--- Assignment ---
Repeat verbatim only the lines from the opening of the material below through the one that contains "Solution. gap on".

--- Given records ---
--------------------------------
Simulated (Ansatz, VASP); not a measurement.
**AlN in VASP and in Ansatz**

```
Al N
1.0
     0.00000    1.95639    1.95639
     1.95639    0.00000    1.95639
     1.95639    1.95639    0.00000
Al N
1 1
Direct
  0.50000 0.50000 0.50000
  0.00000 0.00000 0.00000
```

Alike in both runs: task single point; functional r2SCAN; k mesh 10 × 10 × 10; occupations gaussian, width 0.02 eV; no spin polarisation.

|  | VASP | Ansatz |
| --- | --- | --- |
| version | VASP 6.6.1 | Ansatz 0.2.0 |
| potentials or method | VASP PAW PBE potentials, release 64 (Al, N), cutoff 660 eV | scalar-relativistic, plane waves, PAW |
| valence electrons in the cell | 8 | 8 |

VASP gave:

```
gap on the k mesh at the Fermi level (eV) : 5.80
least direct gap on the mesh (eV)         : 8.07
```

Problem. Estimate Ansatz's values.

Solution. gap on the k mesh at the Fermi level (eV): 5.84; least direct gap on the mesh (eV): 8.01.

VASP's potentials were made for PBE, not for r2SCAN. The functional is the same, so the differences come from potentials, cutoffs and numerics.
--------------------------------

--- Response area ---
Simulated (Ansatz, VASP); not a measurement.
**AlN in VASP and in Ansatz**

```
Al N
1.0
     0.00000    1.95639    1.95639
     1.95639    0.00000    1.95639
     1.95639    1.95639    0.00000
Al N
1 1
Direct
  0.50000 0.50000 0.50000
  0.00000 0.00000 0.00000
```

Alike in both runs: task single point; functional r2SCAN; k mesh 10 × 10 × 10; occupations gaussian, width 0.02 eV; no spin polarisation.

|  | VASP | Ansatz |
| --- | --- | --- |
| version | VASP 6.6.1 | Ansatz 0.2.0 |
| potentials or method | VASP PAW PBE potentials, release 64 (Al, N), cutoff 660 eV | scalar-relativistic, plane waves, PAW |
| valence electrons in the cell | 8 | 8 |

VASP gave:

```
gap on the k mesh at the Fermi level (eV) : 5.80
least direct gap on the mesh (eV)         : 8.07
```

Problem. Estimate Ansatz's values.

Solution. gap on the k mesh at the Fermi level (eV): 5.84; least direct gap on the mesh (eV): 8.01.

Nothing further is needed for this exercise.